━━ Listed records ━━

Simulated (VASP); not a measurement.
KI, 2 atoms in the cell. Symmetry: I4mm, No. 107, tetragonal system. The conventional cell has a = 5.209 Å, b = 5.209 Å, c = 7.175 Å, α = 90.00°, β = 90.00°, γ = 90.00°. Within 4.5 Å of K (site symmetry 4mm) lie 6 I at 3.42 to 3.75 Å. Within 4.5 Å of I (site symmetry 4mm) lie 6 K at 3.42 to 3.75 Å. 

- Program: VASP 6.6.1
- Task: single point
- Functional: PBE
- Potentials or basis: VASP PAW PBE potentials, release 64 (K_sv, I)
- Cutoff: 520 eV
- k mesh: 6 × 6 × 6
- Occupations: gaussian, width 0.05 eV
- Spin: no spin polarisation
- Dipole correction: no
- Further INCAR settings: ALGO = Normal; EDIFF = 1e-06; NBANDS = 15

━━━

*Work task*:
Set down, from the entries above, exactly the lines from the one with "- Potentials or" up to and including the one with "- Dipole correction: no", and no other lines.

*Response box*:
- Potentials or basis: VASP PAW PBE potentials, release 64 (K_sv, I)
- Cutoff: 520 eV
- k mesh: 6 × 6 × 6
- Occupations: gaussian, width 0.05 eV
- Spin: no spin polarisation
- Dipole correction: no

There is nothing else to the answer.